The response should be an exact repetition of all the entries.

Dataset extract
- Opening Delimiter -

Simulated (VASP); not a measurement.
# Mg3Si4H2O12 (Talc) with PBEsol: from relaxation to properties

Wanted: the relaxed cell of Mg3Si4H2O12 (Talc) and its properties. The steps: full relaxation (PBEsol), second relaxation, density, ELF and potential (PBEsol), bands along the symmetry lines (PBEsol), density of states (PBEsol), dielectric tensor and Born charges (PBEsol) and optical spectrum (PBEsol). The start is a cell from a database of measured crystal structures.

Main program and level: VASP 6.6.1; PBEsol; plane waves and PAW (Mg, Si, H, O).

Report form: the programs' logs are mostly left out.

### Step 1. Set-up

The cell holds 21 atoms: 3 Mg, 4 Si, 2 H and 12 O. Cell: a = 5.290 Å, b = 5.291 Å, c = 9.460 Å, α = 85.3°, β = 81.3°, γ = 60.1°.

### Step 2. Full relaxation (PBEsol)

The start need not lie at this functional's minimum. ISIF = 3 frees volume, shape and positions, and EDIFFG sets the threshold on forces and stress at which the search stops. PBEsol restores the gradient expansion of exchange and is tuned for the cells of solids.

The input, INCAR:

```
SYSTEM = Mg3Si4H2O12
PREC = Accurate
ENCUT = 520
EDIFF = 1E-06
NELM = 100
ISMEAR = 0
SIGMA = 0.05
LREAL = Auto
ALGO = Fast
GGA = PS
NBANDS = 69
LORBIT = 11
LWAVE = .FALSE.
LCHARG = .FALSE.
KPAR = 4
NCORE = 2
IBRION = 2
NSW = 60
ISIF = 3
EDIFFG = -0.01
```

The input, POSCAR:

- Closing Delimiter -

Written reply
Simulated (VASP); not a measurement.
# Mg3Si4H2O12 (Talc) with PBEsol: from relaxation to properties

Wanted: the relaxed cell of Mg3Si4H2O12 (Talc) and its properties. The steps: full relaxation (PBEsol), second relaxation, density, ELF and potential (PBEsol), bands along the symmetry lines (PBEsol), density of states (PBEsol), dielectric tensor and Born charges (PBEsol) and optical spectrum (PBEsol). The start is a cell from a database of measured crystal structures.

Main program and level: VASP 6.6.1; PBEsol; plane waves and PAW (Mg, Si, H, O).

Report form: the programs' logs are mostly left out.

### Step 1. Set-up

The cell holds 21 atoms: 3 Mg, 4 Si, 2 H and 12 O. Cell: a = 5.290 Å, b = 5.291 Å, c = 9.460 Å, α = 85.3°, β = 81.3°, γ = 60.1°.

### Step 2. Full relaxation (PBEsol)

The start need not lie at this functional's minimum. ISIF = 3 frees volume, shape and positions, and EDIFFG sets the threshold on forces and stress at which the search stops. PBEsol restores the gradient expansion of exchange and is tuned for the cells of solids.

The input, INCAR:

```
SYSTEM = Mg3Si4H2O12
PREC = Accurate
ENCUT = 520
EDIFF = 1E-06
NELM = 100
ISMEAR = 0
SIGMA = 0.05
LREAL = Auto
ALGO = Fast
GGA = PS
NBANDS = 69
LORBIT = 11
LWAVE = .FALSE.
LCHARG = .FALSE.
KPAR = 4
NCORE = 2
IBRION = 2
NSW = 60
ISIF = 3
EDIFFG = -0.01
```

The input, POSCAR:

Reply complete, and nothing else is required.